> **Exercise**
What you return must be every line from the beginning of the data through the line holding "Worked example: self-consistent", unchanged.

───

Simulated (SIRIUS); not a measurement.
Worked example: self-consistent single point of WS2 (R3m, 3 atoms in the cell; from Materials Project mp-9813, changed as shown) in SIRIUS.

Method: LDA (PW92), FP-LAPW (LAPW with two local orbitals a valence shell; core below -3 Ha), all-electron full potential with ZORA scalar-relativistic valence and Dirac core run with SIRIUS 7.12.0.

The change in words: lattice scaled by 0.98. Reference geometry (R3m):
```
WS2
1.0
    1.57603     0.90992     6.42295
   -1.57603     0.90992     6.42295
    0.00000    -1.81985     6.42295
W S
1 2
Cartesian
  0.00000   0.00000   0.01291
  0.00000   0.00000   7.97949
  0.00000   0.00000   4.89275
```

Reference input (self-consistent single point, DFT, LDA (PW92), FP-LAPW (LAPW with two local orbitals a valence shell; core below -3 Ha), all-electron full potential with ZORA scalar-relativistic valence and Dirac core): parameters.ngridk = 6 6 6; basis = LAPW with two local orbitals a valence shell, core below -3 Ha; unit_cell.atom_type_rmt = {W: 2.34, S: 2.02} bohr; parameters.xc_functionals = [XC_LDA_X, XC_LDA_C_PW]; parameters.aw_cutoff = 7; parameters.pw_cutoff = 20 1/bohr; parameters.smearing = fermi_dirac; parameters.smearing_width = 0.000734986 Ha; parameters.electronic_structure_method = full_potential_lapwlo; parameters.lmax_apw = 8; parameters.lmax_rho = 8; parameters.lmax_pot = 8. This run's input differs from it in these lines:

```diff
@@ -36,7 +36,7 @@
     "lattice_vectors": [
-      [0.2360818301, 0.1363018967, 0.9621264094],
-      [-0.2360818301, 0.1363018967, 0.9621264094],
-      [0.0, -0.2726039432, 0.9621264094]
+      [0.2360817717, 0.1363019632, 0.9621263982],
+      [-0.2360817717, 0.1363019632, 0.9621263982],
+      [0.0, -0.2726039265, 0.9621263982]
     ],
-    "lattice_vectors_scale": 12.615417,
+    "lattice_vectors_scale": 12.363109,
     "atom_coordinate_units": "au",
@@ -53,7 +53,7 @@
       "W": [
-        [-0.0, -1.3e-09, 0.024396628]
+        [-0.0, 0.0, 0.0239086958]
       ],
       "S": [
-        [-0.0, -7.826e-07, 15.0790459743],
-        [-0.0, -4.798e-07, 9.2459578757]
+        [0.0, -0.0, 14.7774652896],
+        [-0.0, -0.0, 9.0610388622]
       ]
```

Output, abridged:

───

> **Answer section**
Simulated (SIRIUS); not a measurement.
Worked example: self-consistent single point of WS2 (R3m, 3 atoms in the cell; from Materials Project mp-9813, changed as shown) in SIRIUS.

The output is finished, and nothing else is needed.